» Extracted entries
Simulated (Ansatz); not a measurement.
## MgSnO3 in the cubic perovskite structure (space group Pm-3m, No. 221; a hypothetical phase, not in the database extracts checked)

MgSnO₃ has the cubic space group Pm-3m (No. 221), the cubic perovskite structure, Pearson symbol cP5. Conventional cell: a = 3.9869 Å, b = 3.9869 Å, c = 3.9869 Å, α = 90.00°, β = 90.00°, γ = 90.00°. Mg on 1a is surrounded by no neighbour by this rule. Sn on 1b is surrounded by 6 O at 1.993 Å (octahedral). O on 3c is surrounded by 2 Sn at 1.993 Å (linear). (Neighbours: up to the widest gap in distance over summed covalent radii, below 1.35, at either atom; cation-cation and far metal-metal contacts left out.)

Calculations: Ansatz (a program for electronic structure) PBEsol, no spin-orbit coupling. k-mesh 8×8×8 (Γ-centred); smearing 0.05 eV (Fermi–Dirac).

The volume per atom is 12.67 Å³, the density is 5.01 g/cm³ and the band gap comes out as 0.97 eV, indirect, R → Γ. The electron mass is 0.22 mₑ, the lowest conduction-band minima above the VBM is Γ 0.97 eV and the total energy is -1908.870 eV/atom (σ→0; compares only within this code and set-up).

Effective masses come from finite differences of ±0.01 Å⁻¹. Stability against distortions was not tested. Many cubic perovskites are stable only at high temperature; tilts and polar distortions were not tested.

» Action item
Every line of the material above should be set down again exactly.

» Problem solution
Simulated (Ansatz); not a measurement.
## MgSnO3 in the cubic perovskite structure (space group Pm-3m, No. 221; a hypothetical phase, not in the database extracts checked)

MgSnO₃ has the cubic space group Pm-3m (No. 221), the cubic perovskite structure, Pearson symbol cP5. Conventional cell: a = 3.9869 Å, b = 3.9869 Å, c = 3.9869 Å, α = 90.00°, β = 90.00°, γ = 90.00°. Mg on 1a is surrounded by no neighbour by this rule. Sn on 1b is surrounded by 6 O at 1.993 Å (octahedral). O on 3c is surrounded by 2 Sn at 1.993 Å (linear). (Neighbours: up to the widest gap in distance over summed covalent radii, below 1.35, at either atom; cation-cation and far metal-metal contacts left out.)

Calculations: Ansatz (a program for electronic structure) PBEsol, no spin-orbit coupling. k-mesh 8×8×8 (Γ-centred); smearing 0.05 eV (Fermi–Dirac).

The volume per atom is 12.67 Å³, the density is 5.01 g/cm³ and the band gap comes out as 0.97 eV, indirect, R → Γ. The electron mass is 0.22 mₑ, the lowest conduction-band minima above the VBM is Γ 0.97 eV and the total energy is -1908.870 eV/atom (σ→0; compares only within this code and set-up).

Effective masses come from finite differences of ±0.01 Å⁻¹. Stability against distortions was not tested. Many cubic perovskites are stable only at high temperature; tilts and polar distortions were not tested.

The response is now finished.